**EXERCISE**
What are the lines of the listing below, word for word, from the first down to the one that contains "The start comes"?

**EXCERPTED DATA**
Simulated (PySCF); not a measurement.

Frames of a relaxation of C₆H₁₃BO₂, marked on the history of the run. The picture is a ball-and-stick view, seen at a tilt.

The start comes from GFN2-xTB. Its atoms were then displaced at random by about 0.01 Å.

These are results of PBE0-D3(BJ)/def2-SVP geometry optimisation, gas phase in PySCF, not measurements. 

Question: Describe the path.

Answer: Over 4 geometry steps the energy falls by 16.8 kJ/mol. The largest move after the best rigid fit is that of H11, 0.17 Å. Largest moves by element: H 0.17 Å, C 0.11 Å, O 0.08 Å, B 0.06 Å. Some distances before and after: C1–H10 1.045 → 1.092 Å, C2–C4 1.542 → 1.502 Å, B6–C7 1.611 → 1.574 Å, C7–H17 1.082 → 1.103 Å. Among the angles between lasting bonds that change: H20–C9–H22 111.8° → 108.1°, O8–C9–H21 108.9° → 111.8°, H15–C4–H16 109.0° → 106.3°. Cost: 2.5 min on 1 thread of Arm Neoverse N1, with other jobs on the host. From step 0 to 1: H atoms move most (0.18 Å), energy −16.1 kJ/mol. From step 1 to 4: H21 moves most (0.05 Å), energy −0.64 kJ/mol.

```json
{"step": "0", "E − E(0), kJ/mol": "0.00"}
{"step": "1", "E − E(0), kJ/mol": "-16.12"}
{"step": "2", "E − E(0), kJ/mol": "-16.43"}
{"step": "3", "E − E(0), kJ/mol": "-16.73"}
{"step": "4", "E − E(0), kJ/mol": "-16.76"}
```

**TASK RESULT**
Simulated (PySCF); not a measurement.

Frames of a relaxation of C₆H₁₃BO₂, marked on the history of the run. The picture is a ball-and-stick view, seen at a tilt.

The start comes from GFN2-xTB. Its atoms were then displaced at random by about 0.01 Å.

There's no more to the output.